#### [Data supplied]
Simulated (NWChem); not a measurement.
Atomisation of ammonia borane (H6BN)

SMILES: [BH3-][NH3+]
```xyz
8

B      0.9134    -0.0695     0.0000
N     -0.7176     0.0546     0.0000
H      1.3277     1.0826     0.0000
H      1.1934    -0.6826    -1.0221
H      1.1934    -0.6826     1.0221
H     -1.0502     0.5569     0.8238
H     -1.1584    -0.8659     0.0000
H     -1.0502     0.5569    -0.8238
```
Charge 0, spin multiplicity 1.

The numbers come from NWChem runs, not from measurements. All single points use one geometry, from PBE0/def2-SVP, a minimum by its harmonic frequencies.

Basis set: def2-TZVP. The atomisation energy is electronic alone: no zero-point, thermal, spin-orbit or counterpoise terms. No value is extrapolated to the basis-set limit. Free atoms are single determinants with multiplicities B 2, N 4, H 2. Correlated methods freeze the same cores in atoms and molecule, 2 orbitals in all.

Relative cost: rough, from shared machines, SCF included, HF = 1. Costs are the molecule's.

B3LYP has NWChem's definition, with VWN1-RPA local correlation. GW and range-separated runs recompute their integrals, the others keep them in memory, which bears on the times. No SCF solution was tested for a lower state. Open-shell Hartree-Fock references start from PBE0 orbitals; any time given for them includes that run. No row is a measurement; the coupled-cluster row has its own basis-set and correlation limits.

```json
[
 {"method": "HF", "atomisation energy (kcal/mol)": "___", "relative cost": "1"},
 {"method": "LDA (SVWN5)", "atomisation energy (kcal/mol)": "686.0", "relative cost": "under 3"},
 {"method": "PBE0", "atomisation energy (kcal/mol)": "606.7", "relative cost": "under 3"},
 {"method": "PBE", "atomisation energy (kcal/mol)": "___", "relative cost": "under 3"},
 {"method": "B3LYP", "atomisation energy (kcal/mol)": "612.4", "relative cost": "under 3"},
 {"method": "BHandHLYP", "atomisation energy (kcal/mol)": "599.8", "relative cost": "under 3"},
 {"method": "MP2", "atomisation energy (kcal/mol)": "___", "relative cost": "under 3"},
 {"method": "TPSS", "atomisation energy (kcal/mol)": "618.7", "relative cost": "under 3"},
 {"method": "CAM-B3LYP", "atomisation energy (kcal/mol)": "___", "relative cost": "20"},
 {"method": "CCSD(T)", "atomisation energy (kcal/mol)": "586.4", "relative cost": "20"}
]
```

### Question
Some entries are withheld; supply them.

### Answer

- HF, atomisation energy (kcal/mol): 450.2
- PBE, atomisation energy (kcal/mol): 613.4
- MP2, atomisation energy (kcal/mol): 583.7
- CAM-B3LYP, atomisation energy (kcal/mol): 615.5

#### [Work order]
From the listing above, output exactly the run of lines that starts with the line containing "- PBE, atomisation energy (kcal/mol): 613.4" and ends with the line containing "- MP2, atomisation energy (kcal/mol): 583.7".

#### [Answer area]
- PBE, atomisation energy (kcal/mol): 613.4
- MP2, atomisation energy (kcal/mol): 583.7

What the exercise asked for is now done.